◆ Listed records
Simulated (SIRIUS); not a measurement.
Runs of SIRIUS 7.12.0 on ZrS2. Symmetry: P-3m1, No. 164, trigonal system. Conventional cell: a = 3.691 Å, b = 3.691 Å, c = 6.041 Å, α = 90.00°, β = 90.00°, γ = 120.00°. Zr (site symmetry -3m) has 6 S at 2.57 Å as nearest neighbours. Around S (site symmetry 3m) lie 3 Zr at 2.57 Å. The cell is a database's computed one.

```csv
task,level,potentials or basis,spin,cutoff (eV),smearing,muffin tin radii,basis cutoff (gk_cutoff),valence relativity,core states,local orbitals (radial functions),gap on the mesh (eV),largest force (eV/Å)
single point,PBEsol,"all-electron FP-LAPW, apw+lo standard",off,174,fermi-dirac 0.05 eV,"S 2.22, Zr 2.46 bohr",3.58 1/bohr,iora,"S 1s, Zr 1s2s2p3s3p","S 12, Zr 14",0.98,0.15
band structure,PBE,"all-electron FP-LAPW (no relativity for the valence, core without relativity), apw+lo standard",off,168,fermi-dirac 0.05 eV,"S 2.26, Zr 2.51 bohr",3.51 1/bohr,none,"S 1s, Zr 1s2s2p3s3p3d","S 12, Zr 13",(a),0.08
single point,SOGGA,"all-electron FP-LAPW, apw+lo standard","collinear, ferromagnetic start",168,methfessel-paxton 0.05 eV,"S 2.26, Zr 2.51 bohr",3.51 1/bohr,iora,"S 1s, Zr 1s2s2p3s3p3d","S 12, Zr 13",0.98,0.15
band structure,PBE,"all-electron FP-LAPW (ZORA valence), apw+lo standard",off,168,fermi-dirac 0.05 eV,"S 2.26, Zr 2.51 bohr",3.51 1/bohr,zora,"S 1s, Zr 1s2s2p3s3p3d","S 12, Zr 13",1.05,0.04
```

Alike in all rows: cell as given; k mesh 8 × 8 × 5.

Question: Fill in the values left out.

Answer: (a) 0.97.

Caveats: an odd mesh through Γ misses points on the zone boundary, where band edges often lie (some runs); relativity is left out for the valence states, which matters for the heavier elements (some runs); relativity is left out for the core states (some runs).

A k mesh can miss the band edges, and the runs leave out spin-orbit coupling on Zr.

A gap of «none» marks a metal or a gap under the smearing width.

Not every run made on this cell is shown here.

◆ Required action
Only the lines above from the one with "Answer: (a) 0.97." through the one with "Caveats: an odd" should be duplicated, character for character.

◆ Result
Answer: (a) 0.97.

Caveats: an odd mesh through Γ misses points on the zone boundary, where band edges often lie (some runs); relativity is left out for the valence states, which matters for the heavier elements (some runs); relativity is left out for the core states (some runs).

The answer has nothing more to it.